■ **Material supplied**
+--

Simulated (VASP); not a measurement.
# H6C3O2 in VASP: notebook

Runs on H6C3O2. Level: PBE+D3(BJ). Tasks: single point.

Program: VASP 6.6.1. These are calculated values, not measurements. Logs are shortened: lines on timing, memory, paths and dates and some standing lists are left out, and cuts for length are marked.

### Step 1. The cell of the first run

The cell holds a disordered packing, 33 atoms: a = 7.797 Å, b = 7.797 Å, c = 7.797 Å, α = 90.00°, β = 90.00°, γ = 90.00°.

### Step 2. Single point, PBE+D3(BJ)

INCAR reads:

+--

Give a word-for-word copy of the records.

Simulated (VASP); not a measurement.
# H6C3O2 in VASP: notebook

Runs on H6C3O2. Level: PBE+D3(BJ). Tasks: single point.

Program: VASP 6.6.1. These are calculated values, not measurements. Logs are shortened: lines on timing, memory, paths and dates and some standing lists are left out, and cuts for length are marked.

### Step 1. The cell of the first run

The cell holds a disordered packing, 33 atoms: a = 7.797 Å, b = 7.797 Å, c = 7.797 Å, α = 90.00°, β = 90.00°, γ = 90.00°.

### Step 2. Single point, PBE+D3(BJ)

INCAR reads:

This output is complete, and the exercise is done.